Material supplied =
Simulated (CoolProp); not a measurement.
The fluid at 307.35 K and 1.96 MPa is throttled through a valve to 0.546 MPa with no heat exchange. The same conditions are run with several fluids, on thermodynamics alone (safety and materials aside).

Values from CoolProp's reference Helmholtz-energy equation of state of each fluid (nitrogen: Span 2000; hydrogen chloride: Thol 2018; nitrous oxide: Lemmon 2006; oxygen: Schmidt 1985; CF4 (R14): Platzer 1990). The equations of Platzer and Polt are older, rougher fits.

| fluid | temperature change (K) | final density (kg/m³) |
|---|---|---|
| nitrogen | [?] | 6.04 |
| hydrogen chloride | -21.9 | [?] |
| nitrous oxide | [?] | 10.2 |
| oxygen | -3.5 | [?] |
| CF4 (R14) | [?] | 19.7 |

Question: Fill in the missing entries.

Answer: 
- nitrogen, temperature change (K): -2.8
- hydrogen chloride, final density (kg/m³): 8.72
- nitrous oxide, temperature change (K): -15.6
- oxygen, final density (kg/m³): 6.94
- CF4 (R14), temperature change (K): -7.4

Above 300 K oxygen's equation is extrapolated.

Brief = Repeat the entries above exactly, beginning at their first line and ending with the line that contains "- CF4 (R14), temperature change (K): -7.4", with nothing added.

Exercise output =
Simulated (CoolProp); not a measurement.
The fluid at 307.35 K and 1.96 MPa is throttled through a valve to 0.546 MPa with no heat exchange. The same conditions are run with several fluids, on thermodynamics alone (safety and materials aside).

Values from CoolProp's reference Helmholtz-energy equation of state of each fluid (nitrogen: Span 2000; hydrogen chloride: Thol 2018; nitrous oxide: Lemmon 2006; oxygen: Schmidt 1985; CF4 (R14): Platzer 1990). The equations of Platzer and Polt are older, rougher fits.

| fluid | temperature change (K) | final density (kg/m³) |
|---|---|---|
| nitrogen | [?] | 6.04 |
| hydrogen chloride | -21.9 | [?] |
| nitrous oxide | [?] | 10.2 |
| oxygen | -3.5 | [?] |
| CF4 (R14) | [?] | 19.7 |

Question: Fill in the missing entries.

Answer: 
- nitrogen, temperature change (K): -2.8
- hydrogen chloride, final density (kg/m³): 8.72
- nitrous oxide, temperature change (K): -15.6
- oxygen, final density (kg/m³): 6.94
- CF4 (R14), temperature change (K): -7.4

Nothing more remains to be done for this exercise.